*** Data supplied Section Begins ***
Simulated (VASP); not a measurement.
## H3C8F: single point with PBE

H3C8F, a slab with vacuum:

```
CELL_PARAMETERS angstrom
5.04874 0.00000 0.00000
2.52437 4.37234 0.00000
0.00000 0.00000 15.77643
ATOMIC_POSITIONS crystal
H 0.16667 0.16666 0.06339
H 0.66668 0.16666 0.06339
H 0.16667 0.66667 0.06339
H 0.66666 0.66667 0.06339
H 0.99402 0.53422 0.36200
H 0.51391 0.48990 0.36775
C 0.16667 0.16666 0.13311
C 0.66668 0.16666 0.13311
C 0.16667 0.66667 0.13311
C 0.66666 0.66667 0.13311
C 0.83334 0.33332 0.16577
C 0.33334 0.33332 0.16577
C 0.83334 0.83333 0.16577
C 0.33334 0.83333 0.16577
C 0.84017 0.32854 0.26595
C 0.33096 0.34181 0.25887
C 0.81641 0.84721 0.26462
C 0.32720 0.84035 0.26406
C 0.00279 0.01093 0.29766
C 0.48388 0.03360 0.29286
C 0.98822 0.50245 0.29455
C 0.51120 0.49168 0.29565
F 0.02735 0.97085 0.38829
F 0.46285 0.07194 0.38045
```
*** Data supplied Section Ends ***

(Activity) So that no detail is lost, give every line of the data again exactly.

(Response area)
Simulated (VASP); not a measurement.
## H3C8F: single point with PBE

H3C8F, a slab with vacuum:

```
CELL_PARAMETERS angstrom
5.04874 0.00000 0.00000
2.52437 4.37234 0.00000
0.00000 0.00000 15.77643
ATOMIC_POSITIONS crystal
H 0.16667 0.16666 0.06339
H 0.66668 0.16666 0.06339
H 0.16667 0.66667 0.06339
H 0.66666 0.66667 0.06339
H 0.99402 0.53422 0.36200
H 0.51391 0.48990 0.36775
C 0.16667 0.16666 0.13311
C 0.66668 0.16666 0.13311
C 0.16667 0.66667 0.13311
C 0.66666 0.66667 0.13311
C 0.83334 0.33332 0.16577
C 0.33334 0.33332 0.16577
C 0.83334 0.83333 0.16577
C 0.33334 0.83333 0.16577
C 0.84017 0.32854 0.26595
C 0.33096 0.34181 0.25887
C 0.81641 0.84721 0.26462
C 0.32720 0.84035 0.26406
C 0.00279 0.01093 0.29766
C 0.48388 0.03360 0.29286
C 0.98822 0.50245 0.29455
C 0.51120 0.49168 0.29565
F 0.02735 0.97085 0.38829
F 0.46285 0.07194 0.38045
```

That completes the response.